- WORK REQUEST: Word for word, restate the lines of the data from the first through the one containing "These files were", and nothing else.

Start of STUDY MATERIAL
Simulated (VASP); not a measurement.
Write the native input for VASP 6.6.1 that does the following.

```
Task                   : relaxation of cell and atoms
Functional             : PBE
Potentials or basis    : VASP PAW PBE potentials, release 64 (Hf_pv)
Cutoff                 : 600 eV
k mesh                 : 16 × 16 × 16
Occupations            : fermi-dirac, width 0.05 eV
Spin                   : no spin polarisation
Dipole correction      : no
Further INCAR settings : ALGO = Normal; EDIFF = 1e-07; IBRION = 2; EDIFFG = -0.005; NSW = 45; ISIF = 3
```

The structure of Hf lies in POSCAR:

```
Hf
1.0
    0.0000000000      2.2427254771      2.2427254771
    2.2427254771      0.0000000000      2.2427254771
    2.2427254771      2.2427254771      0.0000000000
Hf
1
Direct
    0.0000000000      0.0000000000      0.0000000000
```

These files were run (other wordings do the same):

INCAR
End of STUDY MATERIAL

- SOLUTION:
Simulated (VASP); not a measurement.
Write the native input for VASP 6.6.1 that does the following.

```
Task                   : relaxation of cell and atoms
Functional             : PBE
Potentials or basis    : VASP PAW PBE potentials, release 64 (Hf_pv)
Cutoff                 : 600 eV
k mesh                 : 16 × 16 × 16
Occupations            : fermi-dirac, width 0.05 eV
Spin                   : no spin polarisation
Dipole correction      : no
Further INCAR settings : ALGO = Normal; EDIFF = 1e-07; IBRION = 2; EDIFFG = -0.005; NSW = 45; ISIF = 3
```

The structure of Hf lies in POSCAR:

```
Hf
1.0
    0.0000000000      2.2427254771      2.2427254771
    2.2427254771      0.0000000000      2.2427254771
    2.2427254771      2.2427254771      0.0000000000
Hf
1
Direct
    0.0000000000      0.0000000000      0.0000000000
```

These files were run (other wordings do the same):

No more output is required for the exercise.